Required action: Only the lines from the start of the entries through the line with "### Question" are wanted; please output them exactly.

Data records:
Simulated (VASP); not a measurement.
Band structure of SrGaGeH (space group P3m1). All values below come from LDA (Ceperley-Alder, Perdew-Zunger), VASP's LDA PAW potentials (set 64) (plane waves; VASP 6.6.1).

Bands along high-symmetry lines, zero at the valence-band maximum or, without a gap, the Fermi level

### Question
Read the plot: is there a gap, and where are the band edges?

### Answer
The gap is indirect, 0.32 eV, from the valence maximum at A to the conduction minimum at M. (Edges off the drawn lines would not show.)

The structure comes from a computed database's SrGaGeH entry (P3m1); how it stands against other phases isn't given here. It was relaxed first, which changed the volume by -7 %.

Exercise result:
Simulated (VASP); not a measurement.
Band structure of SrGaGeH (space group P3m1). All values below come from LDA (Ceperley-Alder, Perdew-Zunger), VASP's LDA PAW potentials (set 64) (plane waves; VASP 6.6.1).

Bands along high-symmetry lines, zero at the valence-band maximum or, without a gap, the Fermi level

### Question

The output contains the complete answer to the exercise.